■ REQUIREMENT
Copy out the data below. Keep every word as it is.

= Beginning of Section =

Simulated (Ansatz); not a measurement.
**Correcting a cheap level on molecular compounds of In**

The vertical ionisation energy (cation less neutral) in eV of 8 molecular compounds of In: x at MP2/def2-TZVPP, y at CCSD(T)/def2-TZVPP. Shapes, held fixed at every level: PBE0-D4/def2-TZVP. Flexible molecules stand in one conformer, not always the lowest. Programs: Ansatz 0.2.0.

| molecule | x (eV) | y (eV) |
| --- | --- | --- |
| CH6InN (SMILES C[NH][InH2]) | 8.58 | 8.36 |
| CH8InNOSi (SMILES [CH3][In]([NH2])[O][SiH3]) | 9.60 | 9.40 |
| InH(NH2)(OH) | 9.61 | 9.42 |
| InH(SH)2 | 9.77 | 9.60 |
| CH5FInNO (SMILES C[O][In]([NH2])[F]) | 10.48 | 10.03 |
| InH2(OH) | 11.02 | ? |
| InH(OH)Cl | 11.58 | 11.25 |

= End of Section =

■ YOUR SOLUTION
Simulated (Ansatz); not a measurement.
**Correcting a cheap level on molecular compounds of In**

The vertical ionisation energy (cation less neutral) in eV of 8 molecular compounds of In: x at MP2/def2-TZVPP, y at CCSD(T)/def2-TZVPP. Shapes, held fixed at every level: PBE0-D4/def2-TZVP. Flexible molecules stand in one conformer, not always the lowest. Programs: Ansatz 0.2.0.

| molecule | x (eV) | y (eV) |
| --- | --- | --- |
| CH6InN (SMILES C[NH][InH2]) | 8.58 | 8.36 |
| CH8InNOSi (SMILES [CH3][In]([NH2])[O][SiH3]) | 9.60 | 9.40 |
| InH(NH2)(OH) | 9.61 | 9.42 |
| InH(SH)2 | 9.77 | 9.60 |
| CH5FInNO (SMILES C[O][In]([NH2])[F]) | 10.48 | 10.03 |
| InH2(OH) | 11.02 | ? |
| InH(OH)Cl | 11.58 | 11.25 |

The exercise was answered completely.